════════
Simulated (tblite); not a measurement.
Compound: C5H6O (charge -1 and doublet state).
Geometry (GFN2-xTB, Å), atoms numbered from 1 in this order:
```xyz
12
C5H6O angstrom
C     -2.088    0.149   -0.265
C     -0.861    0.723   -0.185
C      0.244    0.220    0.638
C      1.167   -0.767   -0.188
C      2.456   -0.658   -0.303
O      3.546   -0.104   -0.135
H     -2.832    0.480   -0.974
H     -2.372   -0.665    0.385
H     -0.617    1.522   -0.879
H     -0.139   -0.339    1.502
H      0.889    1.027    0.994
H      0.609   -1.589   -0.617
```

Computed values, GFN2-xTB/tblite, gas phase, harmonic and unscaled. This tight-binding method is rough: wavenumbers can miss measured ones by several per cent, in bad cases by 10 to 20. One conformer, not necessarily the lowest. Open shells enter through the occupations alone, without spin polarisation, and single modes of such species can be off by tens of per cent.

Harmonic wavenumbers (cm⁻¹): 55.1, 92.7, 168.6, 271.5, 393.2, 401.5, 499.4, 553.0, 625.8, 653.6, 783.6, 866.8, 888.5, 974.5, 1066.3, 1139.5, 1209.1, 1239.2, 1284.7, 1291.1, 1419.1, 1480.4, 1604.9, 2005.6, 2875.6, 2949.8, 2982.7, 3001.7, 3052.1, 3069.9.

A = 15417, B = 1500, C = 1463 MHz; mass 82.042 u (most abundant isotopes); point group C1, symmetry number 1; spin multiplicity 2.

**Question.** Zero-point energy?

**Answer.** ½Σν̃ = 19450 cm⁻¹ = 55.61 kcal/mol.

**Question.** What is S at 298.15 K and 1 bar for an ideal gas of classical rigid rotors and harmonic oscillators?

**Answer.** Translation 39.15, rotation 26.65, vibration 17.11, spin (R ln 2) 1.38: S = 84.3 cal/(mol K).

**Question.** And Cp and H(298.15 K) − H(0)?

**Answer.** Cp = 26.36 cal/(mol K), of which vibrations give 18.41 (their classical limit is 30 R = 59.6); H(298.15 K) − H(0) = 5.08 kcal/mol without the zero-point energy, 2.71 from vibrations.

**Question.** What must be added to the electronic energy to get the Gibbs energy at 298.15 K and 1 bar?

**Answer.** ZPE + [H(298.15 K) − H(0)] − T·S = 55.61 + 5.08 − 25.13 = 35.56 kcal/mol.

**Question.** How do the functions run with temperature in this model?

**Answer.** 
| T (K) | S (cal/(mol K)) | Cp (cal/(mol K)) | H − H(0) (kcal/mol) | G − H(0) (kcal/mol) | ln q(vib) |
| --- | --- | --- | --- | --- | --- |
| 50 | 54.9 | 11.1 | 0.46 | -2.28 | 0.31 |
════════

§ Assigned task
Only the lines above from the one with "3001.7, 3052.1, 3069.9." through the one with "H(298.15 K) − H(0)?" should be duplicated, character for character.

§ Written reply
Harmonic wavenumbers (cm⁻¹): 55.1, 92.7, 168.6, 271.5, 393.2, 401.5, 499.4, 553.0, 625.8, 653.6, 783.6, 866.8, 888.5, 974.5, 1066.3, 1139.5, 1209.1, 1239.2, 1284.7, 1291.1, 1419.1, 1480.4, 1604.9, 2005.6, 2875.6, 2949.8, 2982.7, 3001.7, 3052.1, 3069.9.

A = 15417, B = 1500, C = 1463 MHz; mass 82.042 u (most abundant isotopes); point group C1, symmetry number 1; spin multiplicity 2.

**Question.** Zero-point energy?

**Answer.** ½Σν̃ = 19450 cm⁻¹ = 55.61 kcal/mol.

**Question.** What is S at 298.15 K and 1 bar for an ideal gas of classical rigid rotors and harmonic oscillators?

**Answer.** Translation 39.15, rotation 26.65, vibration 17.11, spin (R ln 2) 1.38: S = 84.3 cal/(mol K).

**Question.** And Cp and H(298.15 K) − H(0)?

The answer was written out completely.